◆ WORK INSTRUCTION ◆
Could you give the whole listing again, exactly as it reads?

◆ EXTRACTED MATERIAL ◆
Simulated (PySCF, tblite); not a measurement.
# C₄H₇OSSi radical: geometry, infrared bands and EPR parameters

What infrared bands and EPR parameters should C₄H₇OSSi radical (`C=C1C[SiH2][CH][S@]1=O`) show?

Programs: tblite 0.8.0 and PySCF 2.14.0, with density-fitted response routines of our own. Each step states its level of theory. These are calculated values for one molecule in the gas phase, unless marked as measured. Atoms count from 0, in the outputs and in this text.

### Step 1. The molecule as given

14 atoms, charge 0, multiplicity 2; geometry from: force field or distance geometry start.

◆ EXERCISE SOLUTION ◆
Simulated (PySCF, tblite); not a measurement.
# C₄H₇OSSi radical: geometry, infrared bands and EPR parameters

What infrared bands and EPR parameters should C₄H₇OSSi radical (`C=C1C[SiH2][CH][S@]1=O`) show?

Programs: tblite 0.8.0 and PySCF 2.14.0, with density-fitted response routines of our own. Each step states its level of theory. These are calculated values for one molecule in the gas phase, unless marked as measured. Atoms count from 0, in the outputs and in this text.

### Step 1. The molecule as given

14 atoms, charge 0, multiplicity 2; geometry from: force field or distance geometry start.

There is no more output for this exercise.